### Brief:
What you return must match the records word for word.

### Supplied data:
------------------------
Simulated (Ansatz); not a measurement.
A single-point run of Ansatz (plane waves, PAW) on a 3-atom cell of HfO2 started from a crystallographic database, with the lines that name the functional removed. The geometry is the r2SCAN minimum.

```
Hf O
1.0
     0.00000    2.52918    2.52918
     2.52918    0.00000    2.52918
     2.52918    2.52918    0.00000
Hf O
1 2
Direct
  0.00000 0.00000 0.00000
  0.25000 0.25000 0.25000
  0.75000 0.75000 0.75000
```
------------------------

### Task answer:
Simulated (Ansatz); not a measurement.
A single-point run of Ansatz (plane waves, PAW) on a 3-atom cell of HfO2 started from a crystallographic database, with the lines that name the functional removed. The geometry is the r2SCAN minimum.

```
Hf O
1.0
     0.00000    2.52918    2.52918
     2.52918    0.00000    2.52918
     2.52918    2.52918    0.00000
Hf O
1 2
Direct
  0.00000 0.00000 0.00000
  0.25000 0.25000 0.25000
  0.75000 0.75000 0.75000
```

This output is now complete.